=-=-=-=-=
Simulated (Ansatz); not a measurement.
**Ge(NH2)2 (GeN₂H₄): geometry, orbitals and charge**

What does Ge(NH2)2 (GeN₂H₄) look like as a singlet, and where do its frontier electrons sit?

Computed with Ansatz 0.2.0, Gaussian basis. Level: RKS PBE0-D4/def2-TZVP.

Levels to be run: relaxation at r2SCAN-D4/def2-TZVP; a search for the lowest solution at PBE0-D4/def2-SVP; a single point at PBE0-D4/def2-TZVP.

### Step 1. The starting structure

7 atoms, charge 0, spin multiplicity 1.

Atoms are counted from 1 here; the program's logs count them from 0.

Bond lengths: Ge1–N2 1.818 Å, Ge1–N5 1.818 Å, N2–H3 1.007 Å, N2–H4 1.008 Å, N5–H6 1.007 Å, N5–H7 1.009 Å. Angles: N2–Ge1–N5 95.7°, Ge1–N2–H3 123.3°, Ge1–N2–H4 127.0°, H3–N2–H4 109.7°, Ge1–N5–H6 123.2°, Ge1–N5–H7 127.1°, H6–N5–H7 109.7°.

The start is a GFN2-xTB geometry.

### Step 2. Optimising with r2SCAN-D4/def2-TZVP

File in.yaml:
=-=-=-=-=

Would you please repeat exactly the lines above, starting at the line with "7 atoms, charge 0, spin multiplicity 1." and stopping at the line with "Atoms are counted", both included?

• **Worked solution**
7 atoms, charge 0, spin multiplicity 1.

Atoms are counted from 1 here; the program's logs count them from 0.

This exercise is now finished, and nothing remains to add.